-- DATA --
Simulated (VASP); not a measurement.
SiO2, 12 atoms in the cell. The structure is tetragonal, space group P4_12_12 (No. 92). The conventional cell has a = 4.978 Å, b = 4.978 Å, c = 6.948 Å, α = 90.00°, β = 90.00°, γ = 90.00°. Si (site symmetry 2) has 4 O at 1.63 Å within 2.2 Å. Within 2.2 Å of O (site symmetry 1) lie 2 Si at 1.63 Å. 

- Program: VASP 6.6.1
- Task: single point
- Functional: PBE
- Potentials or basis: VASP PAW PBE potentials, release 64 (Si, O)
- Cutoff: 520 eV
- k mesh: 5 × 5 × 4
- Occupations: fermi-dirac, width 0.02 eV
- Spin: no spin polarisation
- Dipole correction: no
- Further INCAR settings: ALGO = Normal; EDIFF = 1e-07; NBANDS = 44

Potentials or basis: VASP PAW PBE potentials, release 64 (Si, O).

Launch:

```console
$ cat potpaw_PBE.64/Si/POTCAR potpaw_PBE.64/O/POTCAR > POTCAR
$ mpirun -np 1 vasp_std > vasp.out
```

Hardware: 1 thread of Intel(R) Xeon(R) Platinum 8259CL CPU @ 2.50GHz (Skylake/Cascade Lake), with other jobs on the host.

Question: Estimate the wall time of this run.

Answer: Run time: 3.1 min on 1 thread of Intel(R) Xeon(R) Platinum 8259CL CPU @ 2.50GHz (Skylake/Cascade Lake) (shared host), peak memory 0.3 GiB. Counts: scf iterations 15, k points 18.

-- WORK TASK --
Lines from the start of the material through the line containing "- Functional: PBE" are wanted. Write them out exactly.

-- WORKED SOLUTION --
Simulated (VASP); not a measurement.
SiO2, 12 atoms in the cell. The structure is tetragonal, space group P4_12_12 (No. 92). The conventional cell has a = 4.978 Å, b = 4.978 Å, c = 6.948 Å, α = 90.00°, β = 90.00°, γ = 90.00°. Si (site symmetry 2) has 4 O at 1.63 Å within 2.2 Å. Within 2.2 Å of O (site symmetry 1) lie 2 Si at 1.63 Å. 

- Program: VASP 6.6.1
- Task: single point
- Functional: PBE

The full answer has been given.